#### Extracted records
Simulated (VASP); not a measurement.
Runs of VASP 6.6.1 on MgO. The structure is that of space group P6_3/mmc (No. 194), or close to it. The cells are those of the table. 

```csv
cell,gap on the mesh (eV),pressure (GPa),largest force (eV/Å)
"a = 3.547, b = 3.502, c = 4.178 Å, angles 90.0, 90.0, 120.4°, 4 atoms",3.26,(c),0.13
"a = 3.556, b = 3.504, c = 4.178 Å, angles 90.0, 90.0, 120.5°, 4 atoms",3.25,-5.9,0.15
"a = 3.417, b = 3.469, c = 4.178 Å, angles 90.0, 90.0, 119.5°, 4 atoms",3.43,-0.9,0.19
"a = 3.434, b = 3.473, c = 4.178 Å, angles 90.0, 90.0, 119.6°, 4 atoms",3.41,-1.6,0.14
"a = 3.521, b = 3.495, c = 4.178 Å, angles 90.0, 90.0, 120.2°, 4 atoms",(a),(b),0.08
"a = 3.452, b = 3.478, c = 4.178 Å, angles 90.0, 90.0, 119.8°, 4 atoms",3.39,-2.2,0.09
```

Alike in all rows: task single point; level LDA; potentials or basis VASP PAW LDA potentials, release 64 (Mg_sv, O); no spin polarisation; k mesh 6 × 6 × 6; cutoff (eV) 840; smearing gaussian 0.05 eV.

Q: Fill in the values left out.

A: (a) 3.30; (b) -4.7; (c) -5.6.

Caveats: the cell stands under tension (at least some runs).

#### Task item
Please copy exactly the lines from the first line of the records above through the line containing "A: (a) 3.30; (b) -4.7; (c) -5.6.", including both, and nothing more.

#### Task solution
Simulated (VASP); not a measurement.
Runs of VASP 6.6.1 on MgO. The structure is that of space group P6_3/mmc (No. 194), or close to it. The cells are those of the table. 

```csv
cell,gap on the mesh (eV),pressure (GPa),largest force (eV/Å)
"a = 3.547, b = 3.502, c = 4.178 Å, angles 90.0, 90.0, 120.4°, 4 atoms",3.26,(c),0.13
"a = 3.556, b = 3.504, c = 4.178 Å, angles 90.0, 90.0, 120.5°, 4 atoms",3.25,-5.9,0.15
"a = 3.417, b = 3.469, c = 4.178 Å, angles 90.0, 90.0, 119.5°, 4 atoms",3.43,-0.9,0.19
"a = 3.434, b = 3.473, c = 4.178 Å, angles 90.0, 90.0, 119.6°, 4 atoms",3.41,-1.6,0.14
"a = 3.521, b = 3.495, c = 4.178 Å, angles 90.0, 90.0, 120.2°, 4 atoms",(a),(b),0.08
"a = 3.452, b = 3.478, c = 4.178 Å, angles 90.0, 90.0, 119.8°, 4 atoms",3.39,-2.2,0.09
```

Alike in all rows: task single point; level LDA; potentials or basis VASP PAW LDA potentials, release 64 (Mg_sv, O); no spin polarisation; k mesh 6 × 6 × 6; cutoff (eV) 840; smearing gaussian 0.05 eV.

Q: Fill in the values left out.

A: (a) 3.30; (b) -4.7; (c) -5.6.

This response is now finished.